** RECORDED INFORMATION follows **

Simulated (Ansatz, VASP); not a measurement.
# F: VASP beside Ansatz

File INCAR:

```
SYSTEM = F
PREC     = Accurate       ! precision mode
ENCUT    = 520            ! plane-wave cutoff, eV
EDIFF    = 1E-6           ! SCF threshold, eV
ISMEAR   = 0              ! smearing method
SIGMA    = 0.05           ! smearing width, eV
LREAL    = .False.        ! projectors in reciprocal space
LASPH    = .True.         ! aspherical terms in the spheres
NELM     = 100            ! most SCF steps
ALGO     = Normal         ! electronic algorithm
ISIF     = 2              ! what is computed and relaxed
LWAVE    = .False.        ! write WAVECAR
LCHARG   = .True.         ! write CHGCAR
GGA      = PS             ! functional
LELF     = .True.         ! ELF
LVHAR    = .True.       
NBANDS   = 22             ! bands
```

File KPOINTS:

** End of RECORDED INFORMATION **

EXERCISE » Your task is to transcribe all of the entries word for word.

EXPECTED ANSWER »
Simulated (Ansatz, VASP); not a measurement.
# F: VASP beside Ansatz

File INCAR:

```
SYSTEM = F
PREC     = Accurate       ! precision mode
ENCUT    = 520            ! plane-wave cutoff, eV
EDIFF    = 1E-6           ! SCF threshold, eV
ISMEAR   = 0              ! smearing method
SIGMA    = 0.05           ! smearing width, eV
LREAL    = .False.        ! projectors in reciprocal space
LASPH    = .True.         ! aspherical terms in the spheres
NELM     = 100            ! most SCF steps
ALGO     = Normal         ! electronic algorithm
ISIF     = 2              ! what is computed and relaxed
LWAVE    = .False.        ! write WAVECAR
LCHARG   = .True.         ! write CHGCAR
GGA      = PS             ! functional
LELF     = .True.         ! ELF
LVHAR    = .True.       
NBANDS   = 22             ! bands
```

File KPOINTS:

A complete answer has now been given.